------------------------------------
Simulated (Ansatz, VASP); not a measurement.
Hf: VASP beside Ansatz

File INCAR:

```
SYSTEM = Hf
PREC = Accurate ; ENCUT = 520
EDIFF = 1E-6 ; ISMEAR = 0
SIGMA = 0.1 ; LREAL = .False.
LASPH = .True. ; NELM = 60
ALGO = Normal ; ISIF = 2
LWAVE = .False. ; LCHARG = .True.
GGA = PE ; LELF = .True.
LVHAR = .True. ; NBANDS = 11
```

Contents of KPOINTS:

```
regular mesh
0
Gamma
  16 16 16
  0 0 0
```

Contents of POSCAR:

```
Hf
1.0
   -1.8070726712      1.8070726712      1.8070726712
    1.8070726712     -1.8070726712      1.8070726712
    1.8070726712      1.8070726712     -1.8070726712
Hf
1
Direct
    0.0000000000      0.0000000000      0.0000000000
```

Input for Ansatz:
------------------------------------

> _ASSIGNMENT_
Restate every entry above exactly as it stands.

> _WRITTEN REPLY_
Simulated (Ansatz, VASP); not a measurement.
Hf: VASP beside Ansatz

File INCAR:

```
SYSTEM = Hf
PREC = Accurate ; ENCUT = 520
EDIFF = 1E-6 ; ISMEAR = 0
SIGMA = 0.1 ; LREAL = .False.
LASPH = .True. ; NELM = 60
ALGO = Normal ; ISIF = 2
LWAVE = .False. ; LCHARG = .True.
GGA = PE ; LELF = .True.
LVHAR = .True. ; NBANDS = 11
```

Contents of KPOINTS:

```
regular mesh
0
Gamma
  16 16 16
  0 0 0
```

Contents of POSCAR:

```
Hf
1.0
   -1.8070726712      1.8070726712      1.8070726712
    1.8070726712     -1.8070726712      1.8070726712
    1.8070726712      1.8070726712     -1.8070726712
Hf
1
Direct
    0.0000000000      0.0000000000      0.0000000000
```

Input for Ansatz:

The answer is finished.